DATA EXTRACTS:
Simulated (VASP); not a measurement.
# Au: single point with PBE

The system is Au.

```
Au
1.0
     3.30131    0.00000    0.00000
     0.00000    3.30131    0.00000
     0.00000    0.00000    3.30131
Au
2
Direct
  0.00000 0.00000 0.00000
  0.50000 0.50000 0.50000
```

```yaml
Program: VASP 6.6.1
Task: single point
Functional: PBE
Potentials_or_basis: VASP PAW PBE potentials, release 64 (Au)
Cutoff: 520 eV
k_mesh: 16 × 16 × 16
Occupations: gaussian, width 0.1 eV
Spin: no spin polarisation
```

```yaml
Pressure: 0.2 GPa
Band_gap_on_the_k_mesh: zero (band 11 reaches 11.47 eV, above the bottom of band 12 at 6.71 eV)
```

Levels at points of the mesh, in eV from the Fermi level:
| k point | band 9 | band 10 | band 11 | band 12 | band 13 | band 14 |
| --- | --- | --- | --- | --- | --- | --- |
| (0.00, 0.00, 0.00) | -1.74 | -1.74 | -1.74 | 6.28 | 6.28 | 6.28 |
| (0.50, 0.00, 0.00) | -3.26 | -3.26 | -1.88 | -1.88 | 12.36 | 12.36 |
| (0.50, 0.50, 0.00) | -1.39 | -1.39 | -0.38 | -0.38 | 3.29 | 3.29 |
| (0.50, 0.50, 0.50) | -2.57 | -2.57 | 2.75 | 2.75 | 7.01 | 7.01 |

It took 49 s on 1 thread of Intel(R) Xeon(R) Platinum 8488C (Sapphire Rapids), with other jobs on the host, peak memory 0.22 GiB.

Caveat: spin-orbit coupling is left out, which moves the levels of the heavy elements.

ACTION ITEM:
The lines to copy run from the first line of the entries to the line containing "It took 49 s"; copy them exactly and output nothing else.

ANSWER AREA:
Simulated (VASP); not a measurement.
# Au: single point with PBE

The system is Au.

```
Au
1.0
     3.30131    0.00000    0.00000
     0.00000    3.30131    0.00000
     0.00000    0.00000    3.30131
Au
2
Direct
  0.00000 0.00000 0.00000
  0.50000 0.50000 0.50000
```

```yaml
Program: VASP 6.6.1
Task: single point
Functional: PBE
Potentials_or_basis: VASP PAW PBE potentials, release 64 (Au)
Cutoff: 520 eV
k_mesh: 16 × 16 × 16
Occupations: gaussian, width 0.1 eV
Spin: no spin polarisation
```

```yaml
Pressure: 0.2 GPa
Band_gap_on_the_k_mesh: zero (band 11 reaches 11.47 eV, above the bottom of band 12 at 6.71 eV)
```

Levels at points of the mesh, in eV from the Fermi level:
| k point | band 9 | band 10 | band 11 | band 12 | band 13 | band 14 |
| --- | --- | --- | --- | --- | --- | --- |
| (0.00, 0.00, 0.00) | -1.74 | -1.74 | -1.74 | 6.28 | 6.28 | 6.28 |
| (0.50, 0.00, 0.00) | -3.26 | -3.26 | -1.88 | -1.88 | 12.36 | 12.36 |
| (0.50, 0.50, 0.00) | -1.39 | -1.39 | -0.38 | -0.38 | 3.29 | 3.29 |
| (0.50, 0.50, 0.50) | -2.57 | -2.57 | 2.75 | 2.75 | 7.01 | 7.01 |

It took 49 s on 1 thread of Intel(R) Xeon(R) Platinum 8488C (Sapphire Rapids), with other jobs on the host, peak memory 0.22 GiB.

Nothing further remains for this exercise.